→ **Activity**
Word for word, print the entries that follow.

***
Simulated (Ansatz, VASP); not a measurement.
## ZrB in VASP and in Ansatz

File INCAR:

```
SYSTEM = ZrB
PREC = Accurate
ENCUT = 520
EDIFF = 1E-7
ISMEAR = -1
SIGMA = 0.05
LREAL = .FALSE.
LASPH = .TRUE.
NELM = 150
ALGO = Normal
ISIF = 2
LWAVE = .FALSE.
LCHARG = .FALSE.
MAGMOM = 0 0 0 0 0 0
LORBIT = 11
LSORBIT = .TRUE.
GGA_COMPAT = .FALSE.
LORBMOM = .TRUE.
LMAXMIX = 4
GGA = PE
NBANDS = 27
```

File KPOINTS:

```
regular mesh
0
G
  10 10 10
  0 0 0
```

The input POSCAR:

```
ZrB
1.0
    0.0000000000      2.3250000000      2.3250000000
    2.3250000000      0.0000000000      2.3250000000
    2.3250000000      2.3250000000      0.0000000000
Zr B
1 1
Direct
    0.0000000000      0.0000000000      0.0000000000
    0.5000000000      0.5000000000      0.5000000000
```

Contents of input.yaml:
***

→ **Your solution**
Simulated (Ansatz, VASP); not a measurement.
## ZrB in VASP and in Ansatz

File INCAR:

```
SYSTEM = ZrB
PREC = Accurate
ENCUT = 520
EDIFF = 1E-7
ISMEAR = -1
SIGMA = 0.05
LREAL = .FALSE.
LASPH = .TRUE.
NELM = 150
ALGO = Normal
ISIF = 2
LWAVE = .FALSE.
LCHARG = .FALSE.
MAGMOM = 0 0 0 0 0 0
LORBIT = 11
LSORBIT = .TRUE.
GGA_COMPAT = .FALSE.
LORBMOM = .TRUE.
LMAXMIX = 4
GGA = PE
NBANDS = 27
```

File KPOINTS:

```
regular mesh
0
G
  10 10 10
  0 0 0
```

The input POSCAR:

```
ZrB
1.0
    0.0000000000      2.3250000000      2.3250000000
    2.3250000000      0.0000000000      2.3250000000
    2.3250000000      2.3250000000      0.0000000000
Zr B
1 1
Direct
    0.0000000000      0.0000000000      0.0000000000
    0.5000000000      0.5000000000      0.5000000000
```

Contents of input.yaml:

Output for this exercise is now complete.